● **Activity**: Your reply should consist solely of the lines from the start of the material below through the line containing "- 1J(C2,O3) = 24.4 Hz (bond length 1.129 Å)", reproduced exactly.

── Given information ──

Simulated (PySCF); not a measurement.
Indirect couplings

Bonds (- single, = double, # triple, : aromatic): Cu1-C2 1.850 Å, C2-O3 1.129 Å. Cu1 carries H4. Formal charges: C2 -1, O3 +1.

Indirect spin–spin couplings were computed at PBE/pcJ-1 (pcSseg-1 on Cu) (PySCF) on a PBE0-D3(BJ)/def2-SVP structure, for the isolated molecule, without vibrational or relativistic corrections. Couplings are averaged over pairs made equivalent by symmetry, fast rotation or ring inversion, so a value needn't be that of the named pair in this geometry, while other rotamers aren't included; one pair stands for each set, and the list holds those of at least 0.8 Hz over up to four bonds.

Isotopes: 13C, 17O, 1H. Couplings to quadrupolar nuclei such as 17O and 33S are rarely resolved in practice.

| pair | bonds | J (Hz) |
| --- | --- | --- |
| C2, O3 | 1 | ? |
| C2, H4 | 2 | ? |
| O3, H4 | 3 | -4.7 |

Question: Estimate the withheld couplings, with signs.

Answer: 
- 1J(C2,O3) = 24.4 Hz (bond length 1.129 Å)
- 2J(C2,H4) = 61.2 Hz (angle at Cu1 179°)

───

● **Solution**:
Simulated (PySCF); not a measurement.
Indirect couplings

Bonds (- single, = double, # triple, : aromatic): Cu1-C2 1.850 Å, C2-O3 1.129 Å. Cu1 carries H4. Formal charges: C2 -1, O3 +1.

Indirect spin–spin couplings were computed at PBE/pcJ-1 (pcSseg-1 on Cu) (PySCF) on a PBE0-D3(BJ)/def2-SVP structure, for the isolated molecule, without vibrational or relativistic corrections. Couplings are averaged over pairs made equivalent by symmetry, fast rotation or ring inversion, so a value needn't be that of the named pair in this geometry, while other rotamers aren't included; one pair stands for each set, and the list holds those of at least 0.8 Hz over up to four bonds.

Isotopes: 13C, 17O, 1H. Couplings to quadrupolar nuclei such as 17O and 33S are rarely resolved in practice.

| pair | bonds | J (Hz) |
| --- | --- | --- |
| C2, O3 | 1 | ? |
| C2, H4 | 2 | ? |
| O3, H4 | 3 | -4.7 |

Question: Estimate the withheld couplings, with signs.

Answer: 
- 1J(C2,O3) = 24.4 Hz (bond length 1.129 Å)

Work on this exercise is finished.